| DATASET RECORDS |
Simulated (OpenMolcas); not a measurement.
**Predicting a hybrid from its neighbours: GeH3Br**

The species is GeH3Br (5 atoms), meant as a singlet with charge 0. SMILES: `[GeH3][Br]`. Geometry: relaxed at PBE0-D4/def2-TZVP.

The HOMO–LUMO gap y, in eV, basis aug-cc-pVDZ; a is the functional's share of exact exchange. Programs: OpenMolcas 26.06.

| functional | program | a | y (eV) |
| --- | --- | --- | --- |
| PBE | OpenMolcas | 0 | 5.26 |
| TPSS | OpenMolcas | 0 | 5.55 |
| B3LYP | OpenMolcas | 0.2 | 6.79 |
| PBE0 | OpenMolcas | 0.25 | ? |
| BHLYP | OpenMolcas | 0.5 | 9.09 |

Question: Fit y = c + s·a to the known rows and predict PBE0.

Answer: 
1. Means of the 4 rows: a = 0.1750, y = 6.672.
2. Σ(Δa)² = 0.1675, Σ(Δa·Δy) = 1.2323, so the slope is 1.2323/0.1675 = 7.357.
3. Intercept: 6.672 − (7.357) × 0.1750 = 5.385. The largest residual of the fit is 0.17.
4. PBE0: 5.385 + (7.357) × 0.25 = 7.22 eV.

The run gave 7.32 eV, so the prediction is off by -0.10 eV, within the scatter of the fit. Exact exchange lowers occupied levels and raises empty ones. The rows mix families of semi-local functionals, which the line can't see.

| BRIEF |
Look above and return each line of the records exactly, from the very first through the line with "4. PBE0: 5.385 + (7.357) × 0.25 = 7.22 eV.", both included.

| RESPONSE AREA |
Simulated (OpenMolcas); not a measurement.
**Predicting a hybrid from its neighbours: GeH3Br**

The species is GeH3Br (5 atoms), meant as a singlet with charge 0. SMILES: `[GeH3][Br]`. Geometry: relaxed at PBE0-D4/def2-TZVP.

The HOMO–LUMO gap y, in eV, basis aug-cc-pVDZ; a is the functional's share of exact exchange. Programs: OpenMolcas 26.06.

| functional | program | a | y (eV) |
| --- | --- | --- | --- |
| PBE | OpenMolcas | 0 | 5.26 |
| TPSS | OpenMolcas | 0 | 5.55 |
| B3LYP | OpenMolcas | 0.2 | 6.79 |
| PBE0 | OpenMolcas | 0.25 | ? |
| BHLYP | OpenMolcas | 0.5 | 9.09 |

Question: Fit y = c + s·a to the known rows and predict PBE0.

Answer: 
1. Means of the 4 rows: a = 0.1750, y = 6.672.
2. Σ(Δa)² = 0.1675, Σ(Δa·Δy) = 1.2323, so the slope is 1.2323/0.1675 = 7.357.
3. Intercept: 6.672 − (7.357) × 0.1750 = 5.385. The largest residual of the fit is 0.17.
4. PBE0: 5.385 + (7.357) × 0.25 = 7.22 eV.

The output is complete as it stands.